▸ TASK ITEM
The expected answer holds every line from the first line of the data below through the line containing "A: Pressure 532.9 GPa.", exactly as written, and no other line.

-------
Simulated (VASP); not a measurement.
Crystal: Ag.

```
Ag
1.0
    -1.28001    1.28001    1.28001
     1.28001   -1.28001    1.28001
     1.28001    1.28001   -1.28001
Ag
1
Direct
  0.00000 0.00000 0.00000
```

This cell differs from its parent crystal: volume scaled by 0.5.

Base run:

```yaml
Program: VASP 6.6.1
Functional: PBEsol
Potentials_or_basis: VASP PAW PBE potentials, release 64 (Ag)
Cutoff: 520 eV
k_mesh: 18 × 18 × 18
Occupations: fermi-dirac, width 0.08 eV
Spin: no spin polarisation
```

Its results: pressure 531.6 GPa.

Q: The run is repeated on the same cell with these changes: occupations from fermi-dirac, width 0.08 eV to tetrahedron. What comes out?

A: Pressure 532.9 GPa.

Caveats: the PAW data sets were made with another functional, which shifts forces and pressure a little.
-------

▸ YOUR RESPONSE
Simulated (VASP); not a measurement.
Crystal: Ag.

```
Ag
1.0
    -1.28001    1.28001    1.28001
     1.28001   -1.28001    1.28001
     1.28001    1.28001   -1.28001
Ag
1
Direct
  0.00000 0.00000 0.00000
```

This cell differs from its parent crystal: volume scaled by 0.5.

Base run:

```yaml
Program: VASP 6.6.1
Functional: PBEsol
Potentials_or_basis: VASP PAW PBE potentials, release 64 (Ag)
Cutoff: 520 eV
k_mesh: 18 × 18 × 18
Occupations: fermi-dirac, width 0.08 eV
Spin: no spin polarisation
```

Its results: pressure 531.6 GPa.

Q: The run is repeated on the same cell with these changes: occupations from fermi-dirac, width 0.08 eV to tetrahedron. What comes out?

A: Pressure 532.9 GPa.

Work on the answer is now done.